[ASSIGNMENT]: What's needed is a full, exact retyping of the records.

====

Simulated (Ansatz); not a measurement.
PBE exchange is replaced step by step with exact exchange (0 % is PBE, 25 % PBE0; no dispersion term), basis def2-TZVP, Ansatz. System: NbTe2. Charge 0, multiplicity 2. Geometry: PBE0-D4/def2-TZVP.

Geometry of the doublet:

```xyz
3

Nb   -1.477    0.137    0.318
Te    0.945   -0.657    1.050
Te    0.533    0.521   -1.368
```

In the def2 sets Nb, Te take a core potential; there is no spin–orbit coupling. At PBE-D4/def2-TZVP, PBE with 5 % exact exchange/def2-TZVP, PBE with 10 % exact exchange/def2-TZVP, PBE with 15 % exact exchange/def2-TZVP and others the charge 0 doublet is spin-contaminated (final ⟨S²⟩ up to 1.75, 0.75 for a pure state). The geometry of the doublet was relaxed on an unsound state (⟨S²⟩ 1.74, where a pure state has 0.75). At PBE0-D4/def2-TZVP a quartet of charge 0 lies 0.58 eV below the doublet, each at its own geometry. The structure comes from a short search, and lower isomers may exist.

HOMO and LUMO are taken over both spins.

====

[WRITTEN ANSWER]:
Simulated (Ansatz); not a measurement.
PBE exchange is replaced step by step with exact exchange (0 % is PBE, 25 % PBE0; no dispersion term), basis def2-TZVP, Ansatz. System: NbTe2. Charge 0, multiplicity 2. Geometry: PBE0-D4/def2-TZVP.

Geometry of the doublet:

```xyz
3

Nb   -1.477    0.137    0.318
Te    0.945   -0.657    1.050
Te    0.533    0.521   -1.368
```

In the def2 sets Nb, Te take a core potential; there is no spin–orbit coupling. At PBE-D4/def2-TZVP, PBE with 5 % exact exchange/def2-TZVP, PBE with 10 % exact exchange/def2-TZVP, PBE with 15 % exact exchange/def2-TZVP and others the charge 0 doublet is spin-contaminated (final ⟨S²⟩ up to 1.75, 0.75 for a pure state). The geometry of the doublet was relaxed on an unsound state (⟨S²⟩ 1.74, where a pure state has 0.75). At PBE0-D4/def2-TZVP a quartet of charge 0 lies 0.58 eV below the doublet, each at its own geometry. The structure comes from a short search, and lower isomers may exist.

HOMO and LUMO are taken over both spins.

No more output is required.